## Assigned task
The records must be repeated exactly and in their entirety.

## Extracted entries
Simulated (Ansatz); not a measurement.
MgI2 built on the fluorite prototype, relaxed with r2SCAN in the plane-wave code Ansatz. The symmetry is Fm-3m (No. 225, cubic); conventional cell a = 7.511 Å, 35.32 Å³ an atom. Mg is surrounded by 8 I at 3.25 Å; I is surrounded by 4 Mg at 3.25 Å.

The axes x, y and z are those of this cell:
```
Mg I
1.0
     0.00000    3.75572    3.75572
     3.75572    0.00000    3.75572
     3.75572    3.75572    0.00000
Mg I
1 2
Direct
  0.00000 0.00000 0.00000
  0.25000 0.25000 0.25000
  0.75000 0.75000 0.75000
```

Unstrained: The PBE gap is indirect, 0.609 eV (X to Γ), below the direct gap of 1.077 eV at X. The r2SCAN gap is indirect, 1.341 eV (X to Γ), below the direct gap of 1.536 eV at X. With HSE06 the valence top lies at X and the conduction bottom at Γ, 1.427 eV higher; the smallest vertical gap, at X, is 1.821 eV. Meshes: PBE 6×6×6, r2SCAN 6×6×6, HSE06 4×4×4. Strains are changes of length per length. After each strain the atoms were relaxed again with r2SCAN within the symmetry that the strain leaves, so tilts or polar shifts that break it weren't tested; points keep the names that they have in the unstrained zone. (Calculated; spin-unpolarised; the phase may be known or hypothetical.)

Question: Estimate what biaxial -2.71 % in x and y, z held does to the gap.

## Reply
Simulated (Ansatz); not a measurement.
MgI2 built on the fluorite prototype, relaxed with r2SCAN in the plane-wave code Ansatz. The symmetry is Fm-3m (No. 225, cubic); conventional cell a = 7.511 Å, 35.32 Å³ an atom. Mg is surrounded by 8 I at 3.25 Å; I is surrounded by 4 Mg at 3.25 Å.

The axes x, y and z are those of this cell:
```
Mg I
1.0
     0.00000    3.75572    3.75572
     3.75572    0.00000    3.75572
     3.75572    3.75572    0.00000
Mg I
1 2
Direct
  0.00000 0.00000 0.00000
  0.25000 0.25000 0.25000
  0.75000 0.75000 0.75000
```

Unstrained: The PBE gap is indirect, 0.609 eV (X to Γ), below the direct gap of 1.077 eV at X. The r2SCAN gap is indirect, 1.341 eV (X to Γ), below the direct gap of 1.536 eV at X. With HSE06 the valence top lies at X and the conduction bottom at Γ, 1.427 eV higher; the smallest vertical gap, at X, is 1.821 eV. Meshes: PBE 6×6×6, r2SCAN 6×6×6, HSE06 4×4×4. Strains are changes of length per length. After each strain the atoms were relaxed again with r2SCAN within the symmetry that the strain leaves, so tilts or polar shifts that break it weren't tested; points keep the names that they have in the unstrained zone. (Calculated; spin-unpolarised; the phase may be known or hypothetical.)

Question: Estimate what biaxial -2.71 % in x and y, z held does to the gap.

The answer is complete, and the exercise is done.